Brief:
Below are the entries; set down each of them exactly.

——————————
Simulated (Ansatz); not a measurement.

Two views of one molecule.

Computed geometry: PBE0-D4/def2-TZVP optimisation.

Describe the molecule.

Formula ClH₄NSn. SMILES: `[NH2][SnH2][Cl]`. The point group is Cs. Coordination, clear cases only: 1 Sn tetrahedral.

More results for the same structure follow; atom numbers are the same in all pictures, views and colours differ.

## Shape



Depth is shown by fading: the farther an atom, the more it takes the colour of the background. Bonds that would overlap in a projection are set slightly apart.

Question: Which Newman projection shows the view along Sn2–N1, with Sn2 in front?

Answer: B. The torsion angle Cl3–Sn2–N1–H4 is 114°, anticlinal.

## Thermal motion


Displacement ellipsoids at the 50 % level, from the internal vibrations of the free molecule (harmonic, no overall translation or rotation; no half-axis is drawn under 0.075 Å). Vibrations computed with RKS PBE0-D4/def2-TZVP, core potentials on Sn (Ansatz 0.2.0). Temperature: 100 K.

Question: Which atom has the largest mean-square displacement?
——————————

Task result:
Simulated (Ansatz); not a measurement.

Two views of one molecule.

Computed geometry: PBE0-D4/def2-TZVP optimisation.

Describe the molecule.

Formula ClH₄NSn. SMILES: `[NH2][SnH2][Cl]`. The point group is Cs. Coordination, clear cases only: 1 Sn tetrahedral.

More results for the same structure follow; atom numbers are the same in all pictures, views and colours differ.

## Shape



Depth is shown by fading: the farther an atom, the more it takes the colour of the background. Bonds that would overlap in a projection are set slightly apart.

Question: Which Newman projection shows the view along Sn2–N1, with Sn2 in front?

Answer: B. The torsion angle Cl3–Sn2–N1–H4 is 114°, anticlinal.

## Thermal motion


Displacement ellipsoids at the 50 % level, from the internal vibrations of the free molecule (harmonic, no overall translation or rotation; no half-axis is drawn under 0.075 Å). Vibrations computed with RKS PBE0-D4/def2-TZVP, core potentials on Sn (Ansatz 0.2.0). Temperature: 100 K.

Question: Which atom has the largest mean-square displacement?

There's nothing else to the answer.